» **Assigned task**
Below are the records; output them exactly from the first line through the line with "width 0.05 eV |", stopping there.

» **Entries supplied**
......

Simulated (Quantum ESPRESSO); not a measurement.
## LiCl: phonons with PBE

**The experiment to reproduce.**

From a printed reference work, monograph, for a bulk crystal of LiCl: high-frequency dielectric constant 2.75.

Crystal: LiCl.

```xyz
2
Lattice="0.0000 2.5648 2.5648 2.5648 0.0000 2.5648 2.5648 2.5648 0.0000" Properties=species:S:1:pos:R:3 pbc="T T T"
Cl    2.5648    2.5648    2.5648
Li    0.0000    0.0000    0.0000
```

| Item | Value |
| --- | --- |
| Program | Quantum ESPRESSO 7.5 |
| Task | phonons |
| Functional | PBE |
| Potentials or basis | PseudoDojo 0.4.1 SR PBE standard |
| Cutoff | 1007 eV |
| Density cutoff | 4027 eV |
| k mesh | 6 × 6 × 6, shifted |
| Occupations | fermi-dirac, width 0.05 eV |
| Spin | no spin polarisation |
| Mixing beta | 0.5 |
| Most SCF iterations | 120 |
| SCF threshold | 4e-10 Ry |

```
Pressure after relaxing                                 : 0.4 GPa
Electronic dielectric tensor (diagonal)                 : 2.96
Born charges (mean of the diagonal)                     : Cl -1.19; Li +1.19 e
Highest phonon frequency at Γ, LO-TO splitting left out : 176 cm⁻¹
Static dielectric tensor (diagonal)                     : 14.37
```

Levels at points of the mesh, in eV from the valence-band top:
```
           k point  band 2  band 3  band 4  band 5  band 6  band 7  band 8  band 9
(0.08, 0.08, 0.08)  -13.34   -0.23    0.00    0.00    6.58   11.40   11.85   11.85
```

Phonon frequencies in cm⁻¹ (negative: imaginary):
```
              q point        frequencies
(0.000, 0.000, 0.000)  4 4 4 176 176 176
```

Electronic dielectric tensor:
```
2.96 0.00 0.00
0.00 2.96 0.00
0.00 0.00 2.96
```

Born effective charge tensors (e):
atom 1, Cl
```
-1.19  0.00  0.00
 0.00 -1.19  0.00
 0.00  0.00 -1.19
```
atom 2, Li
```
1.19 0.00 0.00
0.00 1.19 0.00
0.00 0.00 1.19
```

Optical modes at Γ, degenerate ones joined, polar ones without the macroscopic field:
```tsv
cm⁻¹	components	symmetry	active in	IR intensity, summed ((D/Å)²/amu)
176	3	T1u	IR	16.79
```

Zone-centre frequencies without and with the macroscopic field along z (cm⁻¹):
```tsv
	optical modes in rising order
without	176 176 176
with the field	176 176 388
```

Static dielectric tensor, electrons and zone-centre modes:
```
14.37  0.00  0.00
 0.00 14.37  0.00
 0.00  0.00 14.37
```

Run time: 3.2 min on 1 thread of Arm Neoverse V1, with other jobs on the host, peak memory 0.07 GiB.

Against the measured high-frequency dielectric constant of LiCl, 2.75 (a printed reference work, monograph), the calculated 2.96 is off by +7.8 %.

......

» **Written solution**
Simulated (Quantum ESPRESSO); not a measurement.
## LiCl: phonons with PBE

**The experiment to reproduce.**

From a printed reference work, monograph, for a bulk crystal of LiCl: high-frequency dielectric constant 2.75.

Crystal: LiCl.

```xyz
2
Lattice="0.0000 2.5648 2.5648 2.5648 0.0000 2.5648 2.5648 2.5648 0.0000" Properties=species:S:1:pos:R:3 pbc="T T T"
Cl    2.5648    2.5648    2.5648
Li    0.0000    0.0000    0.0000
```

| Item | Value |
| --- | --- |
| Program | Quantum ESPRESSO 7.5 |
| Task | phonons |
| Functional | PBE |
| Potentials or basis | PseudoDojo 0.4.1 SR PBE standard |
| Cutoff | 1007 eV |
| Density cutoff | 4027 eV |
| k mesh | 6 × 6 × 6, shifted |
| Occupations | fermi-dirac, width 0.05 eV |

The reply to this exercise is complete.